▶ Activity
Only the first line of the listing and the lines after it, up to and including the one containing "Least squares on", should be retyped exactly.

▶ Extracted records
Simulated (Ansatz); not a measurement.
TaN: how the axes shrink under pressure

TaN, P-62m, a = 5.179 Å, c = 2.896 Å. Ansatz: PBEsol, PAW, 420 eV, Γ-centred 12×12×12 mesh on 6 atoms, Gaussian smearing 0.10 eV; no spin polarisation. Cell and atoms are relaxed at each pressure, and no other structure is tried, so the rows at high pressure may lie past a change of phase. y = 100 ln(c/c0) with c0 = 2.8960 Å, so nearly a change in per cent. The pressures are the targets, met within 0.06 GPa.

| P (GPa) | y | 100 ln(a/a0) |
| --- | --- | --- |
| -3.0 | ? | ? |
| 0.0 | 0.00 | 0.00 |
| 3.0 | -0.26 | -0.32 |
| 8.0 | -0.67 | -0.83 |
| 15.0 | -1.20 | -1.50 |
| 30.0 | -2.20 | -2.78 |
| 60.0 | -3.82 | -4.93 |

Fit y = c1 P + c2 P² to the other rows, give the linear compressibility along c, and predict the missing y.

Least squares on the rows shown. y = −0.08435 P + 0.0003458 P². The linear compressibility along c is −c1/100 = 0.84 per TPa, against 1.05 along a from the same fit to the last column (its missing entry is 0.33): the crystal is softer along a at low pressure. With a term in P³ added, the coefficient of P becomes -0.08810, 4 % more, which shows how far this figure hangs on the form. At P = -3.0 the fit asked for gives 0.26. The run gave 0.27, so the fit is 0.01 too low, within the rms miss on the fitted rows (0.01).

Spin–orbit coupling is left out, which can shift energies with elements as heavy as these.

▶ Answer space
Simulated (Ansatz); not a measurement.
TaN: how the axes shrink under pressure

TaN, P-62m, a = 5.179 Å, c = 2.896 Å. Ansatz: PBEsol, PAW, 420 eV, Γ-centred 12×12×12 mesh on 6 atoms, Gaussian smearing 0.10 eV; no spin polarisation. Cell and atoms are relaxed at each pressure, and no other structure is tried, so the rows at high pressure may lie past a change of phase. y = 100 ln(c/c0) with c0 = 2.8960 Å, so nearly a change in per cent. The pressures are the targets, met within 0.06 GPa.

| P (GPa) | y | 100 ln(a/a0) |
| --- | --- | --- |
| -3.0 | ? | ? |
| 0.0 | 0.00 | 0.00 |
| 3.0 | -0.26 | -0.32 |
| 8.0 | -0.67 | -0.83 |
| 15.0 | -1.20 | -1.50 |
| 30.0 | -2.20 | -2.78 |
| 60.0 | -3.82 | -4.93 |

Fit y = c1 P + c2 P² to the other rows, give the linear compressibility along c, and predict the missing y.

Least squares on the rows shown. y = −0.08435 P + 0.0003458 P². The linear compressibility along c is −c1/100 = 0.84 per TPa, against 1.05 along a from the same fit to the last column (its missing entry is 0.33): the crystal is softer along a at low pressure. With a term in P³ added, the coefficient of P becomes -0.08810, 4 % more, which shows how far this figure hangs on the form. At P = -3.0 the fit asked for gives 0.26. The run gave 0.27, so the fit is 0.01 too low, within the rms miss on the fitted rows (0.01).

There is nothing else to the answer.